== TASK ITEM ==
Up to and including the line with "A k mesh can", output the records exactly as they appear.

== ENTRIES PROVIDED ==
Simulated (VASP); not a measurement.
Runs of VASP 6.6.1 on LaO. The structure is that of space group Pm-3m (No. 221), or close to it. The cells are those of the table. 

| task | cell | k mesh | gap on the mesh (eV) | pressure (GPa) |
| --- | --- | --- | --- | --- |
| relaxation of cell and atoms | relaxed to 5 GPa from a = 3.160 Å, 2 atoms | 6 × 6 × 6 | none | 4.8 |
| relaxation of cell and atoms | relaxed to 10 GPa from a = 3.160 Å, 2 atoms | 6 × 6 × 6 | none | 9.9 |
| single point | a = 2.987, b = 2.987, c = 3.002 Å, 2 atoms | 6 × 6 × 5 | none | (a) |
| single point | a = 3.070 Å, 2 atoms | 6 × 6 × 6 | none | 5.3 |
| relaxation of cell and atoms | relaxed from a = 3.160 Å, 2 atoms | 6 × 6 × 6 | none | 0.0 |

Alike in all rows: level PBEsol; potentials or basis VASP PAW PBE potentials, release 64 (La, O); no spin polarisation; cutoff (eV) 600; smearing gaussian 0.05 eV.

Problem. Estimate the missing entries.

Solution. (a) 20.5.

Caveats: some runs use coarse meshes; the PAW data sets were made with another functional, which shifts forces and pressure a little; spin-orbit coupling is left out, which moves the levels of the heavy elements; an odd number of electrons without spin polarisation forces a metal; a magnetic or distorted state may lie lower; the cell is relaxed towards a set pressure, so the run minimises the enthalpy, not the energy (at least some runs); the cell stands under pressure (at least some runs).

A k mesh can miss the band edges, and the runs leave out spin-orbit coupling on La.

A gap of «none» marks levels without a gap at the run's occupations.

== PROBLEM SOLUTION ==
Simulated (VASP); not a measurement.
Runs of VASP 6.6.1 on LaO. The structure is that of space group Pm-3m (No. 221), or close to it. The cells are those of the table. 

| task | cell | k mesh | gap on the mesh (eV) | pressure (GPa) |
| --- | --- | --- | --- | --- |
| relaxation of cell and atoms | relaxed to 5 GPa from a = 3.160 Å, 2 atoms | 6 × 6 × 6 | none | 4.8 |
| relaxation of cell and atoms | relaxed to 10 GPa from a = 3.160 Å, 2 atoms | 6 × 6 × 6 | none | 9.9 |
| single point | a = 2.987, b = 2.987, c = 3.002 Å, 2 atoms | 6 × 6 × 5 | none | (a) |
| single point | a = 3.070 Å, 2 atoms | 6 × 6 × 6 | none | 5.3 |
| relaxation of cell and atoms | relaxed from a = 3.160 Å, 2 atoms | 6 × 6 × 6 | none | 0.0 |

Alike in all rows: level PBEsol; potentials or basis VASP PAW PBE potentials, release 64 (La, O); no spin polarisation; cutoff (eV) 600; smearing gaussian 0.05 eV.

Problem. Estimate the missing entries.

Solution. (a) 20.5.

Caveats: some runs use coarse meshes; the PAW data sets were made with another functional, which shifts forces and pressure a little; spin-orbit coupling is left out, which moves the levels of the heavy elements; an odd number of electrons without spin polarisation forces a metal; a magnetic or distorted state may lie lower; the cell is relaxed towards a set pressure, so the run minimises the enthalpy, not the energy (at least some runs); the cell stands under pressure (at least some runs).

A k mesh can miss the band edges, and the runs leave out spin-orbit coupling on La.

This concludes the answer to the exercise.